** EXERCISE **
Go through the records below and write each one out again unchanged.

┄┄┄┄┄┄┄┄┄┄┄┄┄┄┄┄┄┄┄┄
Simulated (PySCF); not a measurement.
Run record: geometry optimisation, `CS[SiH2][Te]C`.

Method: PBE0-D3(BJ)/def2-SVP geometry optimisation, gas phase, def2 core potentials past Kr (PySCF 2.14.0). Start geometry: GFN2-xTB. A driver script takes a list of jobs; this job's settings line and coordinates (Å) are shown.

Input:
┄┄┄┄┄┄┄┄┄┄┄┄┄┄┄┄┄┄┄┄

** RESULT **
Simulated (PySCF); not a measurement.
Run record: geometry optimisation, `CS[SiH2][Te]C`.

Method: PBE0-D3(BJ)/def2-SVP geometry optimisation, gas phase, def2 core potentials past Kr (PySCF 2.14.0). Start geometry: GFN2-xTB. A driver script takes a list of jobs; this job's settings line and coordinates (Å) are shown.

Input:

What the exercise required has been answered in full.